**********

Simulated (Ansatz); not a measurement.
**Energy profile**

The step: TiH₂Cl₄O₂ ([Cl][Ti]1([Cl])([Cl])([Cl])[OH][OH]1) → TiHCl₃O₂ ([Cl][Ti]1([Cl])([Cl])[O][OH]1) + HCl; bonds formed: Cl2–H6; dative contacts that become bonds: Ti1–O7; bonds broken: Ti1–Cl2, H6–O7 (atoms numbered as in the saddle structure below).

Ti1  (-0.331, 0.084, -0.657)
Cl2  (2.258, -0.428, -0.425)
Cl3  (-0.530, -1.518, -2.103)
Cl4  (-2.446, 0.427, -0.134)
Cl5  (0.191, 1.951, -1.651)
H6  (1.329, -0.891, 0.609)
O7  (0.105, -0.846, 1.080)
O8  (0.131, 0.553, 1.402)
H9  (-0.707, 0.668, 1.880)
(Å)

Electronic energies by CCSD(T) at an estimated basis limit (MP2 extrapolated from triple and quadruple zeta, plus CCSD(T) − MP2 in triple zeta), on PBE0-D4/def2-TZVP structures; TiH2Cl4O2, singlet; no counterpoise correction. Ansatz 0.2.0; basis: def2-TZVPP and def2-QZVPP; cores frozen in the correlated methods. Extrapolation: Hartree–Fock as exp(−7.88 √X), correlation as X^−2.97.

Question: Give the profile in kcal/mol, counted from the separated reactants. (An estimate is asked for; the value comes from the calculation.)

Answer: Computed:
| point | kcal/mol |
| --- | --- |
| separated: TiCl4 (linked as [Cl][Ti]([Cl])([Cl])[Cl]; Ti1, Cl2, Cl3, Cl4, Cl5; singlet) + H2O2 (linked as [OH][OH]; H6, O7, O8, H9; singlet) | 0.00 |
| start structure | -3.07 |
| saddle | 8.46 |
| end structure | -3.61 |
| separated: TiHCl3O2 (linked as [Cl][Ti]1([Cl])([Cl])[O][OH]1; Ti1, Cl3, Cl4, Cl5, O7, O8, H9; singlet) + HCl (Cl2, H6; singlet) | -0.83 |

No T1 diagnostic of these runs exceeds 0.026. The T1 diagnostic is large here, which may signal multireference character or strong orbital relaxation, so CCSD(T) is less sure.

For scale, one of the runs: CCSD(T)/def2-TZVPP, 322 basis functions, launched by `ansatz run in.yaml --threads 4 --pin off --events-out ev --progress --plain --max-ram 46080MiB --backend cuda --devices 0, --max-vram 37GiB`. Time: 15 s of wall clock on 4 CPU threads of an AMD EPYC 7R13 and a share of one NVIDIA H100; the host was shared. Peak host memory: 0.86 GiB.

**********

Assigned task: Only the lines from the first one of the listing up to and including the line where "structure | -3.61 |" appears are wanted, reproduced exactly.

Reply:
Simulated (Ansatz); not a measurement.
**Energy profile**

The step: TiH₂Cl₄O₂ ([Cl][Ti]1([Cl])([Cl])([Cl])[OH][OH]1) → TiHCl₃O₂ ([Cl][Ti]1([Cl])([Cl])[O][OH]1) + HCl; bonds formed: Cl2–H6; dative contacts that become bonds: Ti1–O7; bonds broken: Ti1–Cl2, H6–O7 (atoms numbered as in the saddle structure below).

Ti1  (-0.331, 0.084, -0.657)
Cl2  (2.258, -0.428, -0.425)
Cl3  (-0.530, -1.518, -2.103)
Cl4  (-2.446, 0.427, -0.134)
Cl5  (0.191, 1.951, -1.651)
H6  (1.329, -0.891, 0.609)
O7  (0.105, -0.846, 1.080)
O8  (0.131, 0.553, 1.402)
H9  (-0.707, 0.668, 1.880)
(Å)

Electronic energies by CCSD(T) at an estimated basis limit (MP2 extrapolated from triple and quadruple zeta, plus CCSD(T) − MP2 in triple zeta), on PBE0-D4/def2-TZVP structures; TiH2Cl4O2, singlet; no counterpoise correction. Ansatz 0.2.0; basis: def2-TZVPP and def2-QZVPP; cores frozen in the correlated methods. Extrapolation: Hartree–Fock as exp(−7.88 √X), correlation as X^−2.97.

Question: Give the profile in kcal/mol, counted from the separated reactants. (An estimate is asked for; the value comes from the calculation.)

Answer: Computed:
| point | kcal/mol |
| --- | --- |
| separated: TiCl4 (linked as [Cl][Ti]([Cl])([Cl])[Cl]; Ti1, Cl2, Cl3, Cl4, Cl5; singlet) + H2O2 (linked as [OH][OH]; H6, O7, O8, H9; singlet) | 0.00 |
| start structure | -3.07 |
| saddle | 8.46 |
| end structure | -3.61 |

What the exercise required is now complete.